■ DATA RECORDS
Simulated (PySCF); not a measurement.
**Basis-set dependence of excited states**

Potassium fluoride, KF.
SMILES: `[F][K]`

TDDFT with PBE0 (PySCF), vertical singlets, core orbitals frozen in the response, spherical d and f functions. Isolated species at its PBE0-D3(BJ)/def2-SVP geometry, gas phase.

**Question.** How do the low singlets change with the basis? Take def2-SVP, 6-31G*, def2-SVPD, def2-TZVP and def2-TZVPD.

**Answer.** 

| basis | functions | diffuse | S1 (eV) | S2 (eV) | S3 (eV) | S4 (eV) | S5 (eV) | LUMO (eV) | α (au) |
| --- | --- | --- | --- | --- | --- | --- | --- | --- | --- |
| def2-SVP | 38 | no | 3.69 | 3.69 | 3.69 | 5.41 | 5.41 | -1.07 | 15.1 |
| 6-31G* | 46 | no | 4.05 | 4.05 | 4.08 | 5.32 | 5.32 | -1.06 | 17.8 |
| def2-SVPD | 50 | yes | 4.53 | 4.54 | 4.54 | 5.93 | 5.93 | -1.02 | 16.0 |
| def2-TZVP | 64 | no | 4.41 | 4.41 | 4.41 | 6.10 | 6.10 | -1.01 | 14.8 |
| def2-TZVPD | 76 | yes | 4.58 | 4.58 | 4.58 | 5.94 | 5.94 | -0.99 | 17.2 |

■ ASSIGNMENT
Only an exact copy of the listing above, from its first line up to and including the line with "TDDFT with PBE0", counts as the answer.

■ TASK OUTPUT
Simulated (PySCF); not a measurement.
**Basis-set dependence of excited states**

Potassium fluoride, KF.
SMILES: `[F][K]`

TDDFT with PBE0 (PySCF), vertical singlets, core orbitals frozen in the response, spherical d and f functions. Isolated species at its PBE0-D3(BJ)/def2-SVP geometry, gas phase.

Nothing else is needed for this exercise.